* WORK ORDER
Since only part of the material below is wanted, output exactly the lines from the one with "Ions are spin-unrestricted" up to and including the one with "Predict the main".

* GIVEN RECORDS
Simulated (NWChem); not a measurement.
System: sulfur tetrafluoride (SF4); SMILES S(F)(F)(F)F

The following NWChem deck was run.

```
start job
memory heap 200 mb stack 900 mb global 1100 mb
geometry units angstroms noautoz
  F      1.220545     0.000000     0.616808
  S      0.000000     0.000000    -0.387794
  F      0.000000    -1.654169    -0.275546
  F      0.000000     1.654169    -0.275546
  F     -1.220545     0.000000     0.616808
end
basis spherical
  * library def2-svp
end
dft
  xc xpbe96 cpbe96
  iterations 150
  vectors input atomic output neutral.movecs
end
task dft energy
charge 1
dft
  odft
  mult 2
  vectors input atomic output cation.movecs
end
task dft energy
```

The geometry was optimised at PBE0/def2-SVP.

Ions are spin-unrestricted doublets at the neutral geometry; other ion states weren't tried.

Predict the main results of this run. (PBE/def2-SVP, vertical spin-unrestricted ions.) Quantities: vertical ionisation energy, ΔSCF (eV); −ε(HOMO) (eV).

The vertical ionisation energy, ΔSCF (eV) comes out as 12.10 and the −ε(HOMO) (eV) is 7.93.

* WRITTEN RESPONSE
Ions are spin-unrestricted doublets at the neutral geometry; other ion states weren't tried.

Predict the main results of this run. (PBE/def2-SVP, vertical spin-unrestricted ions.) Quantities: vertical ionisation energy, ΔSCF (eV); −ε(HOMO) (eV).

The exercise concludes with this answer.